▶ _Work instruction_:
The expected output is the first line of the data below and every line after it, up to and including the line containing "### Step 1. The starting structure", each reproduced exactly.

▶ _Entries shown_:
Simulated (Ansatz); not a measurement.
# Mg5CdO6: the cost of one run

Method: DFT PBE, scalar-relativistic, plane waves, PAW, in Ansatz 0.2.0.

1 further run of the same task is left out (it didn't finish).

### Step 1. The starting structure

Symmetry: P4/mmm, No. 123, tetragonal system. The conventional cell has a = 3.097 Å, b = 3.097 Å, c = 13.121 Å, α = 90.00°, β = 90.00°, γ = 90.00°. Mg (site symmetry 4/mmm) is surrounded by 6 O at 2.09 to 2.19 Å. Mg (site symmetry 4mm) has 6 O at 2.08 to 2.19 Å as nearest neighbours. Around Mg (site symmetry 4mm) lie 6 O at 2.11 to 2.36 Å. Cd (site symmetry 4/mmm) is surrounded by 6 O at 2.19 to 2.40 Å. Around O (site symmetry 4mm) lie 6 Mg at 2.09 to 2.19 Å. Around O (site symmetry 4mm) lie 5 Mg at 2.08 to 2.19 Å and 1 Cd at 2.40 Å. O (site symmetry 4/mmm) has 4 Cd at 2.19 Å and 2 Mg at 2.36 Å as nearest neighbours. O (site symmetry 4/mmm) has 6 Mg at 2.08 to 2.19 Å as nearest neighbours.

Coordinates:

▶ _Written response_:
Simulated (Ansatz); not a measurement.
# Mg5CdO6: the cost of one run

Method: DFT PBE, scalar-relativistic, plane waves, PAW, in Ansatz 0.2.0.

1 further run of the same task is left out (it didn't finish).

### Step 1. The starting structure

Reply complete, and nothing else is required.